- Brief -
Output the opening lines of the records exactly. End with the line that contains "(1) How does each δ change in the continuum?".

[Data Boundary: Start]
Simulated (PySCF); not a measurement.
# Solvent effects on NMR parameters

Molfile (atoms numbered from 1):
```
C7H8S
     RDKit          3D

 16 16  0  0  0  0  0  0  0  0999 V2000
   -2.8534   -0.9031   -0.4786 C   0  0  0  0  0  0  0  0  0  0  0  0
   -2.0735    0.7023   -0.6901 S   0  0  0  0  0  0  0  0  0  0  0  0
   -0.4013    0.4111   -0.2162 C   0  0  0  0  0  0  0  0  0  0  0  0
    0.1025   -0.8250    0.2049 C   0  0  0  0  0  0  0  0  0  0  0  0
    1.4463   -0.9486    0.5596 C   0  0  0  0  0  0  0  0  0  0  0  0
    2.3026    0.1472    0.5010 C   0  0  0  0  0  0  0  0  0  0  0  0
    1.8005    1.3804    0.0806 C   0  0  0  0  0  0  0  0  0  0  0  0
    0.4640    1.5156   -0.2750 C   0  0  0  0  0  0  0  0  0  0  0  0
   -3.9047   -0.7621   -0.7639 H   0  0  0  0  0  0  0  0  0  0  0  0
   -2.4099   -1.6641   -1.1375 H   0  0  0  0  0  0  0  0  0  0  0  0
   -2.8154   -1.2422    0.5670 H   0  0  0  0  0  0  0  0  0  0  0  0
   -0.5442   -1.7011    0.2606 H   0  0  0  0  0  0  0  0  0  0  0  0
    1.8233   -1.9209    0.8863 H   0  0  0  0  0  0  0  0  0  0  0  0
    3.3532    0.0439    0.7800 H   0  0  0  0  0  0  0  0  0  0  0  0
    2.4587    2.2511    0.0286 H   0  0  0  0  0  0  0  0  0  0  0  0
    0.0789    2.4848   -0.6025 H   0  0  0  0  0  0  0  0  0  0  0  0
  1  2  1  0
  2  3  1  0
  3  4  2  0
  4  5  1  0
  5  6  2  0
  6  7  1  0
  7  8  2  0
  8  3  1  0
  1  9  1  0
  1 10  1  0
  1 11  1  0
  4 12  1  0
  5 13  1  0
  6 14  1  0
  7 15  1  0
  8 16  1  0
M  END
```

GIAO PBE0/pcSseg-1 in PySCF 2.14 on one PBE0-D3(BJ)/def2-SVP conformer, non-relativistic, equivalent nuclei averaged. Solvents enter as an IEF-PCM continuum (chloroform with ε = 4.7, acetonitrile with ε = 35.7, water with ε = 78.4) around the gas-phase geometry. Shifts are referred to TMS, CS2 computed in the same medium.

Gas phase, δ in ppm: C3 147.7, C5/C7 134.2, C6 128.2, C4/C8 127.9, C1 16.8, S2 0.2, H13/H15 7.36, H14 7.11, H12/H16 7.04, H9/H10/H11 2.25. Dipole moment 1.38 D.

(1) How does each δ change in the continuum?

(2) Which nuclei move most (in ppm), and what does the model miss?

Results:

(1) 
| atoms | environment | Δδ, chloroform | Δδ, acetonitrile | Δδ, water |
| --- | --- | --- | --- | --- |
[Data Boundary: End]

- Response area -
Simulated (PySCF); not a measurement.
# Solvent effects on NMR parameters

Molfile (atoms numbered from 1):
```
C7H8S
     RDKit          3D

 16 16  0  0  0  0  0  0  0  0999 V2000
   -2.8534   -0.9031   -0.4786 C   0  0  0  0  0  0  0  0  0  0  0  0
   -2.0735    0.7023   -0.6901 S   0  0  0  0  0  0  0  0  0  0  0  0
   -0.4013    0.4111   -0.2162 C   0  0  0  0  0  0  0  0  0  0  0  0
    0.1025   -0.8250    0.2049 C   0  0  0  0  0  0  0  0  0  0  0  0
    1.4463   -0.9486    0.5596 C   0  0  0  0  0  0  0  0  0  0  0  0
    2.3026    0.1472    0.5010 C   0  0  0  0  0  0  0  0  0  0  0  0
    1.8005    1.3804    0.0806 C   0  0  0  0  0  0  0  0  0  0  0  0
    0.4640    1.5156   -0.2750 C   0  0  0  0  0  0  0  0  0  0  0  0
   -3.9047   -0.7621   -0.7639 H   0  0  0  0  0  0  0  0  0  0  0  0
   -2.4099   -1.6641   -1.1375 H   0  0  0  0  0  0  0  0  0  0  0  0
   -2.8154   -1.2422    0.5670 H   0  0  0  0  0  0  0  0  0  0  0  0
   -0.5442   -1.7011    0.2606 H   0  0  0  0  0  0  0  0  0  0  0  0
    1.8233   -1.9209    0.8863 H   0  0  0  0  0  0  0  0  0  0  0  0
    3.3532    0.0439    0.7800 H   0  0  0  0  0  0  0  0  0  0  0  0
    2.4587    2.2511    0.0286 H   0  0  0  0  0  0  0  0  0  0  0  0
    0.0789    2.4848   -0.6025 H   0  0  0  0  0  0  0  0  0  0  0  0
  1  2  1  0
  2  3  1  0
  3  4  2  0
  4  5  1  0
  5  6  2  0
  6  7  1  0
  7  8  2  0
  8  3  1  0
  1  9  1  0
  1 10  1  0
  1 11  1  0
  4 12  1  0
  5 13  1  0
  6 14  1  0
  7 15  1  0
  8 16  1  0
M  END
```

GIAO PBE0/pcSseg-1 in PySCF 2.14 on one PBE0-D3(BJ)/def2-SVP conformer, non-relativistic, equivalent nuclei averaged. Solvents enter as an IEF-PCM continuum (chloroform with ε = 4.7, acetonitrile with ε = 35.7, water with ε = 78.4) around the gas-phase geometry. Shifts are referred to TMS, CS2 computed in the same medium.

Gas phase, δ in ppm: C3 147.7, C5/C7 134.2, C6 128.2, C4/C8 127.9, C1 16.8, S2 0.2, H13/H15 7.36, H14 7.11, H12/H16 7.04, H9/H10/H11 2.25. Dipole moment 1.38 D.

(1) How does each δ change in the continuum?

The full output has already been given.